##### Material shown #####

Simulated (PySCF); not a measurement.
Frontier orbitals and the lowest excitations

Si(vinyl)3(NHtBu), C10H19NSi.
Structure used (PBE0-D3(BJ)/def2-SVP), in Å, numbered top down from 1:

#####

Write the records out once more. Each line must match.

Exercise output:
Simulated (PySCF); not a measurement.
Frontier orbitals and the lowest excitations

Si(vinyl)3(NHtBu), C10H19NSi.
Structure used (PBE0-D3(BJ)/def2-SVP), in Å, numbered top down from 1:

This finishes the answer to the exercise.